> [DATASET]
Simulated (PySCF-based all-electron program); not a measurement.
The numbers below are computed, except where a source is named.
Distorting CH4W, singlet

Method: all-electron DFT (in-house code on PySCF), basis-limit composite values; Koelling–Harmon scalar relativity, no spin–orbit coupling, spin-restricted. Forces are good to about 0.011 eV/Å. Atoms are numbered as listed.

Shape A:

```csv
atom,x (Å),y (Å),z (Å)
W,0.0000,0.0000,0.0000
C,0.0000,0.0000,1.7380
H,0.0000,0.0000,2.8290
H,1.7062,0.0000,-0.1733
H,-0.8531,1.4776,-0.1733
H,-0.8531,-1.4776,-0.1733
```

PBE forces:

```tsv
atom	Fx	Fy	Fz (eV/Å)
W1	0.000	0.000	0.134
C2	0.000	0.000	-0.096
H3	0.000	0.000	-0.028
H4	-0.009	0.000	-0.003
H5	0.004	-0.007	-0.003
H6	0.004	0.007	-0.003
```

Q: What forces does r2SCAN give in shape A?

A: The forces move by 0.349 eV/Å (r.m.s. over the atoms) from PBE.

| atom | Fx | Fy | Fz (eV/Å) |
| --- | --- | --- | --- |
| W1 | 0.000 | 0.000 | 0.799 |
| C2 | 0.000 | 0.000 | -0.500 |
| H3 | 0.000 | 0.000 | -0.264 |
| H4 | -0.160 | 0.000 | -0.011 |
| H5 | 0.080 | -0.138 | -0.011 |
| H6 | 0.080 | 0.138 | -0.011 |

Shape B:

> [WORK ORDER] From the first line of the data above to the line holding "0.000 | 0.799 |", reproduce each line exactly; emit no other lines.

> [EXPECTED ANSWER]
Simulated (PySCF-based all-electron program); not a measurement.
The numbers below are computed, except where a source is named.
Distorting CH4W, singlet

Method: all-electron DFT (in-house code on PySCF), basis-limit composite values; Koelling–Harmon scalar relativity, no spin–orbit coupling, spin-restricted. Forces are good to about 0.011 eV/Å. Atoms are numbered as listed.

Shape A:

```csv
atom,x (Å),y (Å),z (Å)
W,0.0000,0.0000,0.0000
C,0.0000,0.0000,1.7380
H,0.0000,0.0000,2.8290
H,1.7062,0.0000,-0.1733
H,-0.8531,1.4776,-0.1733
H,-0.8531,-1.4776,-0.1733
```

PBE forces:

```tsv
atom	Fx	Fy	Fz (eV/Å)
W1	0.000	0.000	0.134
C2	0.000	0.000	-0.096
H3	0.000	0.000	-0.028
H4	-0.009	0.000	-0.003
H5	0.004	-0.007	-0.003
H6	0.004	0.007	-0.003
```

Q: What forces does r2SCAN give in shape A?

A: The forces move by 0.349 eV/Å (r.m.s. over the atoms) from PBE.

| atom | Fx | Fy | Fz (eV/Å) |
| --- | --- | --- | --- |
| W1 | 0.000 | 0.000 | 0.799 |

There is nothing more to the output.